Exercise
Word for word, reproduce every line of the data.

^^^^

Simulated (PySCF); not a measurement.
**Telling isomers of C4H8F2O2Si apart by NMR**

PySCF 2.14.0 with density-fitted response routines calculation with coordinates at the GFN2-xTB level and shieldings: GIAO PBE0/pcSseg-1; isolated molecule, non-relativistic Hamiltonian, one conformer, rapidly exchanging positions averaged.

^^^^

Reply
Simulated (PySCF); not a measurement.
**Telling isomers of C4H8F2O2Si apart by NMR**

PySCF 2.14.0 with density-fitted response routines calculation with coordinates at the GFN2-xTB level and shieldings: GIAO PBE0/pcSseg-1; isolated molecule, non-relativistic Hamiltonian, one conformer, rapidly exchanging positions averaged.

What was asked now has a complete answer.